☆ ☆ ☆ ☆
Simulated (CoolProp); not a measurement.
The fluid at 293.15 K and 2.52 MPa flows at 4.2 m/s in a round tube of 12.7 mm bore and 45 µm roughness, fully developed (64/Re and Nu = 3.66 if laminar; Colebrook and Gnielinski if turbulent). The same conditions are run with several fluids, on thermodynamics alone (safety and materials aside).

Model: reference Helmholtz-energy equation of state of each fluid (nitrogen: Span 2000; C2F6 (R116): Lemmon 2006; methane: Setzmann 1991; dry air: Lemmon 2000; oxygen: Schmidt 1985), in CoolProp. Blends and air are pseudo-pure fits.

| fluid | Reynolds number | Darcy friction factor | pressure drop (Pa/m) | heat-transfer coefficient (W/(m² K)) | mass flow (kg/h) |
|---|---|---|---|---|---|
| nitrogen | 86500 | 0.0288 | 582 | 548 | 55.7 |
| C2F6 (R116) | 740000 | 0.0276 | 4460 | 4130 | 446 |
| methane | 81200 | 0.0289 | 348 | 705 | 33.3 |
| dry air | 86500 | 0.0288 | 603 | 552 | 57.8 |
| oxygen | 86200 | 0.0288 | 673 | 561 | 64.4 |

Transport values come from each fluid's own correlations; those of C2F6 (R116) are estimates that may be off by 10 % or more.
☆ ☆ ☆ ☆

■ **Assignment**:
In exact wording, restate the lines of the data above from the first through the one holding "561 | 64.4 |", and stop after that line.

■ **Task result**:
Simulated (CoolProp); not a measurement.
The fluid at 293.15 K and 2.52 MPa flows at 4.2 m/s in a round tube of 12.7 mm bore and 45 µm roughness, fully developed (64/Re and Nu = 3.66 if laminar; Colebrook and Gnielinski if turbulent). The same conditions are run with several fluids, on thermodynamics alone (safety and materials aside).

Model: reference Helmholtz-energy equation of state of each fluid (nitrogen: Span 2000; C2F6 (R116): Lemmon 2006; methane: Setzmann 1991; dry air: Lemmon 2000; oxygen: Schmidt 1985), in CoolProp. Blends and air are pseudo-pure fits.

| fluid | Reynolds number | Darcy friction factor | pressure drop (Pa/m) | heat-transfer coefficient (W/(m² K)) | mass flow (kg/h) |
|---|---|---|---|---|---|
| nitrogen | 86500 | 0.0288 | 582 | 548 | 55.7 |
| C2F6 (R116) | 740000 | 0.0276 | 4460 | 4130 | 446 |
| methane | 81200 | 0.0289 | 348 | 705 | 33.3 |
| dry air | 86500 | 0.0288 | 603 | 552 | 57.8 |
| oxygen | 86200 | 0.0288 | 673 | 561 | 64.4 |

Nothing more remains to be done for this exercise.